_Data listing_.
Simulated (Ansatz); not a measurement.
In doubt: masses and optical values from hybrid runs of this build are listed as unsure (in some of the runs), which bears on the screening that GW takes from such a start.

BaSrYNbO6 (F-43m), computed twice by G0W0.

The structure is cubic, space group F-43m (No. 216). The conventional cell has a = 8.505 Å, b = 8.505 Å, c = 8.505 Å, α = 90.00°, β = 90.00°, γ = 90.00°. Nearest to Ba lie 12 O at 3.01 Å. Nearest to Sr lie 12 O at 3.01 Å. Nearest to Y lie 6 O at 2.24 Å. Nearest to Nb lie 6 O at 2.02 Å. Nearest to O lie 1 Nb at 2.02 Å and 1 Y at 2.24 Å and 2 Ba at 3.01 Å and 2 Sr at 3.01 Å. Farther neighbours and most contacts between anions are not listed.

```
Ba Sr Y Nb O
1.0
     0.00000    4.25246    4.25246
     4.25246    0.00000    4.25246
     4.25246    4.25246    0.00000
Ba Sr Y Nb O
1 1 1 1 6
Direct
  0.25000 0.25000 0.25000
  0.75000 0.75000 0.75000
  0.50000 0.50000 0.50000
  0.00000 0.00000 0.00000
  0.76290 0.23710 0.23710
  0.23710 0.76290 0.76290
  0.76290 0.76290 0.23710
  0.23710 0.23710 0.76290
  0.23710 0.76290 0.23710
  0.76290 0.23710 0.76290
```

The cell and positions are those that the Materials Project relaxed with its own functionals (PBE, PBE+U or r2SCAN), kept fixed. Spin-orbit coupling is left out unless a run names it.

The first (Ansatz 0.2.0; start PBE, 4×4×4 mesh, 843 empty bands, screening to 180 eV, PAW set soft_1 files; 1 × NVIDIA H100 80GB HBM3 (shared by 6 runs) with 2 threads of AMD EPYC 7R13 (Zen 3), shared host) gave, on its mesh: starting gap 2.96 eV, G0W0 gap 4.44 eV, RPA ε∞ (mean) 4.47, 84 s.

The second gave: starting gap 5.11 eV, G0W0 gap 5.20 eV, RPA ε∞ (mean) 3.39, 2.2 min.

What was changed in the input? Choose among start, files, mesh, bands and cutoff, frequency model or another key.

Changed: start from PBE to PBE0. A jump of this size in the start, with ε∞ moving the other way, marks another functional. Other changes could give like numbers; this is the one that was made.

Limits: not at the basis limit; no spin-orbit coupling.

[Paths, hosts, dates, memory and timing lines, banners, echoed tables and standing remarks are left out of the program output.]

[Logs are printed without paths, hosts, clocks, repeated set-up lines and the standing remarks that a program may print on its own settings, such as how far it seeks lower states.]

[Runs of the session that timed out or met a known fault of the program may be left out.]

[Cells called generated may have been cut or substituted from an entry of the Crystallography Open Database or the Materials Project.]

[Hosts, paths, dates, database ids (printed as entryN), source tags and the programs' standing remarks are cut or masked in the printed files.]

_Action item_.
With the line that has "BaSrYNbO6 (F-43m), computed twice by G0W0." as the first and the line that has "What was changed" as the last, repeat exactly that run of lines above and no more.

_Result_.
BaSrYNbO6 (F-43m), computed twice by G0W0.

The structure is cubic, space group F-43m (No. 216). The conventional cell has a = 8.505 Å, b = 8.505 Å, c = 8.505 Å, α = 90.00°, β = 90.00°, γ = 90.00°. Nearest to Ba lie 12 O at 3.01 Å. Nearest to Sr lie 12 O at 3.01 Å. Nearest to Y lie 6 O at 2.24 Å. Nearest to Nb lie 6 O at 2.02 Å. Nearest to O lie 1 Nb at 2.02 Å and 1 Y at 2.24 Å and 2 Ba at 3.01 Å and 2 Sr at 3.01 Å. Farther neighbours and most contacts between anions are not listed.

```
Ba Sr Y Nb O
1.0
     0.00000    4.25246    4.25246
     4.25246    0.00000    4.25246
     4.25246    4.25246    0.00000
Ba Sr Y Nb O
1 1 1 1 6
Direct
  0.25000 0.25000 0.25000
  0.75000 0.75000 0.75000
  0.50000 0.50000 0.50000
  0.00000 0.00000 0.00000
  0.76290 0.23710 0.23710
  0.23710 0.76290 0.76290
  0.76290 0.76290 0.23710
  0.23710 0.23710 0.76290
  0.23710 0.76290 0.23710
  0.76290 0.23710 0.76290
```

The cell and positions are those that the Materials Project relaxed with its own functionals (PBE, PBE+U or r2SCAN), kept fixed. Spin-orbit coupling is left out unless a run names it.

The first (Ansatz 0.2.0; start PBE, 4×4×4 mesh, 843 empty bands, screening to 180 eV, PAW set soft_1 files; 1 × NVIDIA H100 80GB HBM3 (shared by 6 runs) with 2 threads of AMD EPYC 7R13 (Zen 3), shared host) gave, on its mesh: starting gap 2.96 eV, G0W0 gap 4.44 eV, RPA ε∞ (mean) 4.47, 84 s.

The second gave: starting gap 5.11 eV, G0W0 gap 5.20 eV, RPA ε∞ (mean) 3.39, 2.2 min.

What was changed in the input? Choose among start, files, mesh, bands and cutoff, frequency model or another key.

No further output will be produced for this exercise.